________________

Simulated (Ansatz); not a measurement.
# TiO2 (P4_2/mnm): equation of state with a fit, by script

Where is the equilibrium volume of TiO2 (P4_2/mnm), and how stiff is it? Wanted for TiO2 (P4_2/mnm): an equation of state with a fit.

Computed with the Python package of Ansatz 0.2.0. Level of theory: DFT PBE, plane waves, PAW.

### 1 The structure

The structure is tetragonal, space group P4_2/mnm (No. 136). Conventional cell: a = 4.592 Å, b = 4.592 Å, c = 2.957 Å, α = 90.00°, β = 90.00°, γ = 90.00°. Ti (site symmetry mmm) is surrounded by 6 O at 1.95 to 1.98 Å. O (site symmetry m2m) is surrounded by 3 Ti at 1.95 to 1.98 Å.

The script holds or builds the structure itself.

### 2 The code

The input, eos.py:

________________

■ Work order ■
Your answer must be the lines from the first line of the entries above through the line that contains "### 2 The code", written out exactly.

■ Task answer ■
Simulated (Ansatz); not a measurement.
# TiO2 (P4_2/mnm): equation of state with a fit, by script

Where is the equilibrium volume of TiO2 (P4_2/mnm), and how stiff is it? Wanted for TiO2 (P4_2/mnm): an equation of state with a fit.

Computed with the Python package of Ansatz 0.2.0. Level of theory: DFT PBE, plane waves, PAW.

### 1 The structure

The structure is tetragonal, space group P4_2/mnm (No. 136). Conventional cell: a = 4.592 Å, b = 4.592 Å, c = 2.957 Å, α = 90.00°, β = 90.00°, γ = 90.00°. Ti (site symmetry mmm) is surrounded by 6 O at 1.95 to 1.98 Å. O (site symmetry m2m) is surrounded by 3 Ti at 1.95 to 1.98 Å.

The script holds or builds the structure itself.

### 2 The code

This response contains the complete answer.